DATA SUPPLIED.
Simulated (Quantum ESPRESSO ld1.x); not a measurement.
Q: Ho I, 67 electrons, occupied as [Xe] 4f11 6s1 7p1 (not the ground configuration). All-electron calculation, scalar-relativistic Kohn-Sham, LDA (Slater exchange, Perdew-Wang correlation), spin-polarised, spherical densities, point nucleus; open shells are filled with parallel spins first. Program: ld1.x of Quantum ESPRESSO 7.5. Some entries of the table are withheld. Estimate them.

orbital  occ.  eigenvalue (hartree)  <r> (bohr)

REQUIRED ACTION.
Your task is to retype the records above exactly.

ANSWER BOX.
Simulated (Quantum ESPRESSO ld1.x); not a measurement.
Q: Ho I, 67 electrons, occupied as [Xe] 4f11 6s1 7p1 (not the ground configuration). All-electron calculation, scalar-relativistic Kohn-Sham, LDA (Slater exchange, Perdew-Wang correlation), spin-polarised, spherical densities, point nucleus; open shells are filled with parallel spins first. Program: ld1.x of Quantum ESPRESSO 7.5. Some entries of the table are withheld. Estimate them.

orbital  occ.  eigenvalue (hartree)  <r> (bohr)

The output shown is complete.